■ Brief:
Write out the entire listing exactly, so that each line matches the original.

■ Records provided:
——————————

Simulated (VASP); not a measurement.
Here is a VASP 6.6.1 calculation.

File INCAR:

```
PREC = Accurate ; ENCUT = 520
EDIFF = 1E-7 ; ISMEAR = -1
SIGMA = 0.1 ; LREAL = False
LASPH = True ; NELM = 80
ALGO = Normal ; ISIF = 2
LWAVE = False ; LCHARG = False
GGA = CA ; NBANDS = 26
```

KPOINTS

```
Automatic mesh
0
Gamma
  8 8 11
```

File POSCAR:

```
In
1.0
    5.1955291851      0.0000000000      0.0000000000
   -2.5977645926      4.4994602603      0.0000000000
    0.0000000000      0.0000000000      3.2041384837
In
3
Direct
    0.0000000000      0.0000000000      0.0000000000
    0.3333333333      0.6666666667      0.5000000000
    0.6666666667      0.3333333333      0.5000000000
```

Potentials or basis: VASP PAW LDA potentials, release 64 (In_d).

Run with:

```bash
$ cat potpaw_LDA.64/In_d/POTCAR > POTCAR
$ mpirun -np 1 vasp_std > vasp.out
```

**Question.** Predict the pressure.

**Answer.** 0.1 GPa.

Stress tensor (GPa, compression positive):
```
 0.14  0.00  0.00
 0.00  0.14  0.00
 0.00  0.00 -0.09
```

——————————

■ Exercise result:
Simulated (VASP); not a measurement.
Here is a VASP 6.6.1 calculation.

File INCAR:

```
PREC = Accurate ; ENCUT = 520
EDIFF = 1E-7 ; ISMEAR = -1
SIGMA = 0.1 ; LREAL = False
LASPH = True ; NELM = 80
ALGO = Normal ; ISIF = 2
LWAVE = False ; LCHARG = False
GGA = CA ; NBANDS = 26
```

KPOINTS

```
Automatic mesh
0
Gamma
  8 8 11
```

File POSCAR:

```
In
1.0
    5.1955291851      0.0000000000      0.0000000000
   -2.5977645926      4.4994602603      0.0000000000
    0.0000000000      0.0000000000      3.2041384837
In
3
Direct
    0.0000000000      0.0000000000      0.0000000000
    0.3333333333      0.6666666667      0.5000000000
    0.6666666667      0.3333333333      0.5000000000
```

Potentials or basis: VASP PAW LDA potentials, release 64 (In_d).

Run with:

```bash
$ cat potpaw_LDA.64/In_d/POTCAR > POTCAR
$ mpirun -np 1 vasp_std > vasp.out
```

**Question.** Predict the pressure.

**Answer.** 0.1 GPa.

Stress tensor (GPa, compression positive):
```
 0.14  0.00  0.00
 0.00  0.14  0.00
 0.00  0.00 -0.09
```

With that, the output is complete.